- WORK TASK
Each entry should be quoted word for word, including every mark of punctuation.

- SOURCE DATA
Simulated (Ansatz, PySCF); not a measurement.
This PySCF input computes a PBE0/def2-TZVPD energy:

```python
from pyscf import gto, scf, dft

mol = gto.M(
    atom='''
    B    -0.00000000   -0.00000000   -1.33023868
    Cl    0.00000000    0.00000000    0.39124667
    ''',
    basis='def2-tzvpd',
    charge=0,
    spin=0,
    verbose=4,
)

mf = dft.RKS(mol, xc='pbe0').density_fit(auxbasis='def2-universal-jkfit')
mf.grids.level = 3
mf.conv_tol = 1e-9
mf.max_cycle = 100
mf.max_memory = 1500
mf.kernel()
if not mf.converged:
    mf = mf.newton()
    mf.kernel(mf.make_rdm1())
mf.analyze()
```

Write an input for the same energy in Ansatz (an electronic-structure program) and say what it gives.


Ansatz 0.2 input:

- ANSWER AREA
Simulated (Ansatz, PySCF); not a measurement.
This PySCF input computes a PBE0/def2-TZVPD energy:

```python
from pyscf import gto, scf, dft

mol = gto.M(
    atom='''
    B    -0.00000000   -0.00000000   -1.33023868
    Cl    0.00000000    0.00000000    0.39124667
    ''',
    basis='def2-tzvpd',
    charge=0,
    spin=0,
    verbose=4,
)

mf = dft.RKS(mol, xc='pbe0').density_fit(auxbasis='def2-universal-jkfit')
mf.grids.level = 3
mf.conv_tol = 1e-9
mf.max_cycle = 100
mf.max_memory = 1500
mf.kernel()
if not mf.converged:
    mf = mf.newton()
    mf.kernel(mf.make_rdm1())
mf.analyze()
```

Write an input for the same energy in Ansatz (an electronic-structure program) and say what it gives.


Ansatz 0.2 input:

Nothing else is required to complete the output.